ACTION ITEM:
Your task is to quote the records from their first line through the line containing "Saturation properties of", with nothing added or left out.

---*---

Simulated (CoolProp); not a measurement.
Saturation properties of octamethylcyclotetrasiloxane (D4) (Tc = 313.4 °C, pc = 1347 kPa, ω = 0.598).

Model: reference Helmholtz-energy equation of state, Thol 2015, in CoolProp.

---*---

WRITTEN ANSWER:
Simulated (CoolProp); not a measurement.
Saturation properties of octamethylcyclotetrasiloxane (D4) (Tc = 313.4 °C, pc = 1347 kPa, ω = 0.598).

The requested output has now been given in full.